▶ [Activity] All of the lines below should be output exactly as shown.

Listed entries below:

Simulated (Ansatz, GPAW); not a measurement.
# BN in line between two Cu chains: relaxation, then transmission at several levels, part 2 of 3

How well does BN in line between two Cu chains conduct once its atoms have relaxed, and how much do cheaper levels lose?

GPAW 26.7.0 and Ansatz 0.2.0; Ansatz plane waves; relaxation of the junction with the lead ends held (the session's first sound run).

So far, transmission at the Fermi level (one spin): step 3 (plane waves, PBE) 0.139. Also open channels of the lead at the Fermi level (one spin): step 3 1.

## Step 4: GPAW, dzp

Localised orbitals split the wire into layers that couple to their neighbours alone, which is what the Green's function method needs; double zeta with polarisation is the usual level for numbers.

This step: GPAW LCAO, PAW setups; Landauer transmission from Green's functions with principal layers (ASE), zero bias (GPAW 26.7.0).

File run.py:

End of Listed entries.

▶ [Task solution]
Simulated (Ansatz, GPAW); not a measurement.
# BN in line between two Cu chains: relaxation, then transmission at several levels, part 2 of 3

How well does BN in line between two Cu chains conduct once its atoms have relaxed, and how much do cheaper levels lose?

GPAW 26.7.0 and Ansatz 0.2.0; Ansatz plane waves; relaxation of the junction with the lead ends held (the session's first sound run).

So far, transmission at the Fermi level (one spin): step 3 (plane waves, PBE) 0.139. Also open channels of the lead at the Fermi level (one spin): step 3 1.

## Step 4: GPAW, dzp

Localised orbitals split the wire into layers that couple to their neighbours alone, which is what the Green's function method needs; double zeta with polarisation is the usual level for numbers.

This step: GPAW LCAO, PAW setups; Landauer transmission from Green's functions with principal layers (ASE), zero bias (GPAW 26.7.0).

File run.py:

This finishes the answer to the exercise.